Lines from the beginning of the data below through the one containing "Calculated with Ansatz" are to be printed exactly as they appear.

--- Source material Enclosed Below ---
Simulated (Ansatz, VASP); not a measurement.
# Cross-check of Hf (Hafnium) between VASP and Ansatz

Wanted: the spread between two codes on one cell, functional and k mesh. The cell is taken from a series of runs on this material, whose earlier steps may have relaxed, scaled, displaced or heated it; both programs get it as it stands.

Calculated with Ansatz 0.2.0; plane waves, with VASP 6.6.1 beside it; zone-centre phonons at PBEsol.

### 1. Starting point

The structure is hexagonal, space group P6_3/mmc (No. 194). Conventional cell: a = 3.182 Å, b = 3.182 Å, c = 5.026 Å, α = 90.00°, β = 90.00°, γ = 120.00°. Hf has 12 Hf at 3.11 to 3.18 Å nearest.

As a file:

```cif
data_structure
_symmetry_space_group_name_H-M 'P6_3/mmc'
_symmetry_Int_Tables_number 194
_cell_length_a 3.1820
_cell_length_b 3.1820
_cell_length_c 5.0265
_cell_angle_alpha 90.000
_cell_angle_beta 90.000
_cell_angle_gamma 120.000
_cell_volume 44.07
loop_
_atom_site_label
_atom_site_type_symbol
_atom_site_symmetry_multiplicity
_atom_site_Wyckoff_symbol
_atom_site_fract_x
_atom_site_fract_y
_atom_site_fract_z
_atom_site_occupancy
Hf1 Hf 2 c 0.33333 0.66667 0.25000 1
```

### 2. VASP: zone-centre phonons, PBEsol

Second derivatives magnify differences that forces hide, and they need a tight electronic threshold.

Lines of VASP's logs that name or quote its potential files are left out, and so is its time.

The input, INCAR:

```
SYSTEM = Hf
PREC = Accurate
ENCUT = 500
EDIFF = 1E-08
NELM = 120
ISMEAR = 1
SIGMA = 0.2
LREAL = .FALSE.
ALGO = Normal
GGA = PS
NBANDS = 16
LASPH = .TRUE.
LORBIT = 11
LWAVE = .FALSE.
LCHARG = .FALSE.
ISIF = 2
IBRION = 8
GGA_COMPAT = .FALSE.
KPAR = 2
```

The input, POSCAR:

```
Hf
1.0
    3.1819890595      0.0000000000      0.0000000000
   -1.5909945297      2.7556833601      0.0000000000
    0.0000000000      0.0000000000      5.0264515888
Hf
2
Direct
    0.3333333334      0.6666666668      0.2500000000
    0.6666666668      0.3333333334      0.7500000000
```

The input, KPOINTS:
--- End of Enclosed Source material ---

- Written solution
Simulated (Ansatz, VASP); not a measurement.
# Cross-check of Hf (Hafnium) between VASP and Ansatz

Wanted: the spread between two codes on one cell, functional and k mesh. The cell is taken from a series of runs on this material, whose earlier steps may have relaxed, scaled, displaced or heated it; both programs get it as it stands.

Calculated with Ansatz 0.2.0; plane waves, with VASP 6.6.1 beside it; zone-centre phonons at PBEsol.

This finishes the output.